» TASK ITEM:
The entries that follow should be written out exactly.

» PROVIDED RECORDS:
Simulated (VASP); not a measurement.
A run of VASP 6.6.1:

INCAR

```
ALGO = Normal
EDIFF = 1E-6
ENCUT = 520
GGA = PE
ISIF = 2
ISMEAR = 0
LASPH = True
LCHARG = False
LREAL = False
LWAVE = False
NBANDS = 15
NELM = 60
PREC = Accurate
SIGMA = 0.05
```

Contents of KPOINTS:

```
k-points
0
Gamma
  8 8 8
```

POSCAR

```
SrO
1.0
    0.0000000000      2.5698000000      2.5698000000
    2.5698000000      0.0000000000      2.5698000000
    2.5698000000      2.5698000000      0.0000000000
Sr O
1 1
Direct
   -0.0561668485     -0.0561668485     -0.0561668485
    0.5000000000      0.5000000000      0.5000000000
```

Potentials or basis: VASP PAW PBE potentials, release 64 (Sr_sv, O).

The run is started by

» SOLUTION:
Simulated (VASP); not a measurement.
A run of VASP 6.6.1:

INCAR

```
ALGO = Normal
EDIFF = 1E-6
ENCUT = 520
GGA = PE
ISIF = 2
ISMEAR = 0
LASPH = True
LCHARG = False
LREAL = False
LWAVE = False
NBANDS = 15
NELM = 60
PREC = Accurate
SIGMA = 0.05
```

Contents of KPOINTS:

```
k-points
0
Gamma
  8 8 8
```

POSCAR

```
SrO
1.0
    0.0000000000      2.5698000000      2.5698000000
    2.5698000000      0.0000000000      2.5698000000
    2.5698000000      2.5698000000      0.0000000000
Sr O
1 1
Direct
   -0.0561668485     -0.0561668485     -0.0561668485
    0.5000000000      0.5000000000      0.5000000000
```

Potentials or basis: VASP PAW PBE potentials, release 64 (Sr_sv, O).

The run is started by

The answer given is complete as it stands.